= Requirement =
The records under this task must be duplicated exactly.

= Dataset extract =
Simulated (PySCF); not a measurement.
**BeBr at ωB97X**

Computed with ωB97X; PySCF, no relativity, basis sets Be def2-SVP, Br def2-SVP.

= Response box =
Simulated (PySCF); not a measurement.
**BeBr at ωB97X**

Computed with ωB97X; PySCF, no relativity, basis sets Be def2-SVP, Br def2-SVP.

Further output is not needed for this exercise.